====== Information

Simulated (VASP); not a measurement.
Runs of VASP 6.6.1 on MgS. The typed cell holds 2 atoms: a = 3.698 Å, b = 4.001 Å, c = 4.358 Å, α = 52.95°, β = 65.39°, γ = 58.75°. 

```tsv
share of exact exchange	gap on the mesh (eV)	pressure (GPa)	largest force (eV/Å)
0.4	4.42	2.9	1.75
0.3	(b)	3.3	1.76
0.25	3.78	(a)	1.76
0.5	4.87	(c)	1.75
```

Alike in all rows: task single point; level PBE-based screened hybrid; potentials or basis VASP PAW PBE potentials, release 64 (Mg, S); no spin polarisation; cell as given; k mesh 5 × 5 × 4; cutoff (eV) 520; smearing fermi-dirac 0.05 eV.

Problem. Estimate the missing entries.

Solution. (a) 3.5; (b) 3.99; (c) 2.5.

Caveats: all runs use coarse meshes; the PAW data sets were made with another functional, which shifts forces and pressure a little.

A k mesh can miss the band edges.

============

Once the line with "Solution. (a) 3.5; (b) 3.99; (c) 2.5." is found in the records above, print exactly that line and every line after it through the line with "Caveats: all runs".

Solution. (a) 3.5; (b) 3.99; (c) 2.5.

Caveats: all runs use coarse meshes; the PAW data sets were made with another functional, which shifts forces and pressure a little.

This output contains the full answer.